╔══
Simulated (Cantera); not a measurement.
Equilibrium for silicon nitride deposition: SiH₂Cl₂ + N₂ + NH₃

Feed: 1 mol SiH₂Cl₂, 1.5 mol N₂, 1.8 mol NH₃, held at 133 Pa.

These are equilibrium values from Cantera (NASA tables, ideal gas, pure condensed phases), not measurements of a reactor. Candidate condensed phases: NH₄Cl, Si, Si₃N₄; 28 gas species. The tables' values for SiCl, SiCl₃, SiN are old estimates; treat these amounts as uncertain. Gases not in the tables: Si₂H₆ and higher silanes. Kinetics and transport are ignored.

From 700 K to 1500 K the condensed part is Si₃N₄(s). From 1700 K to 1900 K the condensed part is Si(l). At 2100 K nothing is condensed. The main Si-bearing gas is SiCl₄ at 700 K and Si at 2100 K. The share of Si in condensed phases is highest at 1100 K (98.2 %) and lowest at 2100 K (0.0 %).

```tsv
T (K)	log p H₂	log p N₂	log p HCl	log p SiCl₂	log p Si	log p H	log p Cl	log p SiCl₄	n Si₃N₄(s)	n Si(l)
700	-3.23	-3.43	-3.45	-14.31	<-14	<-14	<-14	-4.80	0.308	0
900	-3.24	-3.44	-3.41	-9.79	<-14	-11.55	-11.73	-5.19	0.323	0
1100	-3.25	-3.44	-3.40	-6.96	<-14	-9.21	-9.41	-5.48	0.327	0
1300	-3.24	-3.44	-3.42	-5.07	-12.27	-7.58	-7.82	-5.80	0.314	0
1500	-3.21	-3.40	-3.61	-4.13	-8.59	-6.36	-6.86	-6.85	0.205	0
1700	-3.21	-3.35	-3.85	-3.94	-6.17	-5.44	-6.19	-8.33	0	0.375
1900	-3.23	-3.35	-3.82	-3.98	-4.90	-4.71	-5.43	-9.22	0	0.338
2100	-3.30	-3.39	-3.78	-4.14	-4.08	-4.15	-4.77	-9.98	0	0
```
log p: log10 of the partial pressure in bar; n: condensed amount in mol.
╚══

■ **WORK INSTRUCTION**: Retype exactly the lines of the data above, starting at its first line and finishing with the line that has "These are equilibrium" in it.

■ **EXPECTED ANSWER**:
Simulated (Cantera); not a measurement.
Equilibrium for silicon nitride deposition: SiH₂Cl₂ + N₂ + NH₃

Feed: 1 mol SiH₂Cl₂, 1.5 mol N₂, 1.8 mol NH₃, held at 133 Pa.

These are equilibrium values from Cantera (NASA tables, ideal gas, pure condensed phases), not measurements of a reactor. Candidate condensed phases: NH₄Cl, Si, Si₃N₄; 28 gas species. The tables' values for SiCl, SiCl₃, SiN are old estimates; treat these amounts as uncertain. Gases not in the tables: Si₂H₆ and higher silanes. Kinetics and transport are ignored.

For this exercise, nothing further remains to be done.